Assignment: Please give back, word for word, each line from the start of the entries through the one in which "- The cell is" is found.

Entries provided:
★ ★ ★ ★ ★ ★ ★

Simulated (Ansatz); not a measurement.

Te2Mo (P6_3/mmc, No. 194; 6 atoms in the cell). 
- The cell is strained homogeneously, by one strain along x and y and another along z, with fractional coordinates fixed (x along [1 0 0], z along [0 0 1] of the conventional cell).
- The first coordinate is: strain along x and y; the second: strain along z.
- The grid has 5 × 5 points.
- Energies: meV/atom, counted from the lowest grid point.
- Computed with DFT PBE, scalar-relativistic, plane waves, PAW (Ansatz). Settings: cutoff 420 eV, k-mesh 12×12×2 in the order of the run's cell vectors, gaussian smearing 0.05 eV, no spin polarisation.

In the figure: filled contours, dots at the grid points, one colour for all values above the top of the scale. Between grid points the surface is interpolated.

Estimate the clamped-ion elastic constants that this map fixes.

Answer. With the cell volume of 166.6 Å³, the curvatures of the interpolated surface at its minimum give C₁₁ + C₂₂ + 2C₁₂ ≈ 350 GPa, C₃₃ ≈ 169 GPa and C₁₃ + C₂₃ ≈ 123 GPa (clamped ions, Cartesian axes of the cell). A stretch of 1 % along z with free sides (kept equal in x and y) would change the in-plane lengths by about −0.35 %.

★ ★ ★ ★ ★ ★ ★

Written response:
Simulated (Ansatz); not a measurement.

Te2Mo (P6_3/mmc, No. 194; 6 atoms in the cell). 
- The cell is strained homogeneously, by one strain along x and y and another along z, with fractional coordinates fixed (x along [1 0 0], z along [0 0 1] of the conventional cell).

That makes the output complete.